_Requirement_
Write down exactly the lines of the records below, beginning with the first and ending with the line that includes "Measured: gap 1.47".

_Entries supplied_
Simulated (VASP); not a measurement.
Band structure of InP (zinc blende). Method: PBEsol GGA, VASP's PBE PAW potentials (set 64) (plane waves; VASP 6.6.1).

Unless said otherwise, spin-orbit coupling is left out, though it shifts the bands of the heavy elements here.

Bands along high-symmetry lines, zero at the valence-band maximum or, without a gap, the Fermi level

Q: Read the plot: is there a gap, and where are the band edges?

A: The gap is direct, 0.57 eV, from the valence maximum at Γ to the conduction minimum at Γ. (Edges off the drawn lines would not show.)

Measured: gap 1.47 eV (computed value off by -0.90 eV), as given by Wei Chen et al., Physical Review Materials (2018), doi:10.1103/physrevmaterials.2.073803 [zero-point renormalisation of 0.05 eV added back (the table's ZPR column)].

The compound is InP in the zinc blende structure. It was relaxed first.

_Expected answer_
Simulated (VASP); not a measurement.
Band structure of InP (zinc blende). Method: PBEsol GGA, VASP's PBE PAW potentials (set 64) (plane waves; VASP 6.6.1).

Unless said otherwise, spin-orbit coupling is left out, though it shifts the bands of the heavy elements here.

Bands along high-symmetry lines, zero at the valence-band maximum or, without a gap, the Fermi level

Q: Read the plot: is there a gap, and where are the band edges?

A: The gap is direct, 0.57 eV, from the valence maximum at Γ to the conduction minimum at Γ. (Edges off the drawn lines would not show.)

Measured: gap 1.47 eV (computed value off by -0.90 eV), as given by Wei Chen et al., Physical Review Materials (2018), doi:10.1103/physrevmaterials.2.073803 [zero-point renormalisation of 0.05 eV added back (the table's ZPR column)].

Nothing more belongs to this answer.